• [Activity]: Please print only the top portion of the entries below, ending with the line that contains "- pH = 4.77", exactly as written.

• [Provided data]:
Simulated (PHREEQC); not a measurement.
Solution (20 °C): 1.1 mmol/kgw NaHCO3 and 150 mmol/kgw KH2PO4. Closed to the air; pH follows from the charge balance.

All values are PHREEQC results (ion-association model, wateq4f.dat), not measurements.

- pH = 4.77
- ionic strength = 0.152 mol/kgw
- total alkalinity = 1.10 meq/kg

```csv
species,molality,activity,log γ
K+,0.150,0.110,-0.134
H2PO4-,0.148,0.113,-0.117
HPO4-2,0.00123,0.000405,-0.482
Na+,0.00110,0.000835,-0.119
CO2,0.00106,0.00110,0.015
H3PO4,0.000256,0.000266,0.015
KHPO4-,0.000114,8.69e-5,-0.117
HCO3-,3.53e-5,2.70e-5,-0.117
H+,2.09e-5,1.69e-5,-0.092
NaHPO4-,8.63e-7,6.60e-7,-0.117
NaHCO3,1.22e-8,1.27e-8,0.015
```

• [Written solution]:
Simulated (PHREEQC); not a measurement.
Solution (20 °C): 1.1 mmol/kgw NaHCO3 and 150 mmol/kgw KH2PO4. Closed to the air; pH follows from the charge balance.

All values are PHREEQC results (ion-association model, wateq4f.dat), not measurements.

- pH = 4.77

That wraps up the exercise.